■ WORK REQUEST ■
Would you quote the material below from its first line through the line containing "Cell that was", exactly and with both ends included?

┄┄┄┄┄┄

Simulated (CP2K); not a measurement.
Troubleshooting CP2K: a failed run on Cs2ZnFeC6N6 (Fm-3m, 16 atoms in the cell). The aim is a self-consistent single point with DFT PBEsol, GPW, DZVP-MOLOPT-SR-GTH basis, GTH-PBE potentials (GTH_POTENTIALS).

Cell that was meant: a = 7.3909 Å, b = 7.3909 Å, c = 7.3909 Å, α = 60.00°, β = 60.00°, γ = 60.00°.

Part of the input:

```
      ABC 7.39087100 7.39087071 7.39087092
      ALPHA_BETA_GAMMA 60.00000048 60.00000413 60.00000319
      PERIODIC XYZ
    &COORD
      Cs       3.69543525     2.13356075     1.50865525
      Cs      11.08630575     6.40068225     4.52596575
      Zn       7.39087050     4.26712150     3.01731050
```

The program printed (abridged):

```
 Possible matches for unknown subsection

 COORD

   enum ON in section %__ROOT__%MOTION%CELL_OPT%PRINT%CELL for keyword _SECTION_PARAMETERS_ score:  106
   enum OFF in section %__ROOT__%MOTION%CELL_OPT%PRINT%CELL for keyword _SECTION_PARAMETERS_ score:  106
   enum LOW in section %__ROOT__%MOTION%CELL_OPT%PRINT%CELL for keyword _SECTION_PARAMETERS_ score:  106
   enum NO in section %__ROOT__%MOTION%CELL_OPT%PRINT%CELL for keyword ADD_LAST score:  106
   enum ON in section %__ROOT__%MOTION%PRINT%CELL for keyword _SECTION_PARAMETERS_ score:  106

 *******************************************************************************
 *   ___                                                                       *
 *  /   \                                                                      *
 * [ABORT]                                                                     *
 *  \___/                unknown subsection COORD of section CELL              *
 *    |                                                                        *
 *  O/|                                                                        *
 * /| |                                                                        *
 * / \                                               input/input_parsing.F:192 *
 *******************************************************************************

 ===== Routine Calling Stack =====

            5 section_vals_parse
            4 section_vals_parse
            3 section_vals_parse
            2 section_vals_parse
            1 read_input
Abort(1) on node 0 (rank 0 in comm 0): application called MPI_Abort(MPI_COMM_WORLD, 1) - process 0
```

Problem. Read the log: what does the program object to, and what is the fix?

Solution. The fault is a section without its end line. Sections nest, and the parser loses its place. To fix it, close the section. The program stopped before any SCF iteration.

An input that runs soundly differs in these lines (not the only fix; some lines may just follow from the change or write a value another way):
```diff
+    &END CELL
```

┄┄┄┄┄┄

■ WRITTEN SOLUTION ■
Simulated (CP2K); not a measurement.
Troubleshooting CP2K: a failed run on Cs2ZnFeC6N6 (Fm-3m, 16 atoms in the cell). The aim is a self-consistent single point with DFT PBEsol, GPW, DZVP-MOLOPT-SR-GTH basis, GTH-PBE potentials (GTH_POTENTIALS).

Cell that was meant: a = 7.3909 Å, b = 7.3909 Å, c = 7.3909 Å, α = 60.00°, β = 60.00°, γ = 60.00°.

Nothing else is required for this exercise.